(WORK TASK) Nothing should be output except the lines from the top of the material below through the line that contains "PBE's volume per", each exactly as written.

BEGIN STORED DATA

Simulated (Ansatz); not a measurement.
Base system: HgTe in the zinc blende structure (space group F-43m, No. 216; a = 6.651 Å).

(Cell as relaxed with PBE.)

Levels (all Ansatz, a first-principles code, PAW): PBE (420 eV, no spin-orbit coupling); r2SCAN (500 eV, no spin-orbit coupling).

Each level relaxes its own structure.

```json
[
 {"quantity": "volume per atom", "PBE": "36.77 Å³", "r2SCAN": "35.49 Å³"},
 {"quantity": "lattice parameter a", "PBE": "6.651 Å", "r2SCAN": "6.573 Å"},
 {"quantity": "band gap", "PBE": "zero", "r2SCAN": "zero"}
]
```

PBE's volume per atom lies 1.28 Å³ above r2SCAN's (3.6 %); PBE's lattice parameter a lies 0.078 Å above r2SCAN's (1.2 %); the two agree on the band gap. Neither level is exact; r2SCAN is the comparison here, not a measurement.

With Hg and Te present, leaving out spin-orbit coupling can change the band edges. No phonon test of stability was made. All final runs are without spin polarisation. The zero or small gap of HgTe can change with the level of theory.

END STORED DATA

(EXERCISE OUTPUT)
Simulated (Ansatz); not a measurement.
Base system: HgTe in the zinc blende structure (space group F-43m, No. 216; a = 6.651 Å).

(Cell as relaxed with PBE.)

Levels (all Ansatz, a first-principles code, PAW): PBE (420 eV, no spin-orbit coupling); r2SCAN (500 eV, no spin-orbit coupling).

Each level relaxes its own structure.

```json
[
 {"quantity": "volume per atom", "PBE": "36.77 Å³", "r2SCAN": "35.49 Å³"},
 {"quantity": "lattice parameter a", "PBE": "6.651 Å", "r2SCAN": "6.573 Å"},
 {"quantity": "band gap", "PBE": "zero", "r2SCAN": "zero"}
]
```

PBE's volume per atom lies 1.28 Å³ above r2SCAN's (3.6 %); PBE's lattice parameter a lies 0.078 Å above r2SCAN's (1.2 %); the two agree on the band gap. Neither level is exact; r2SCAN is the comparison here, not a measurement.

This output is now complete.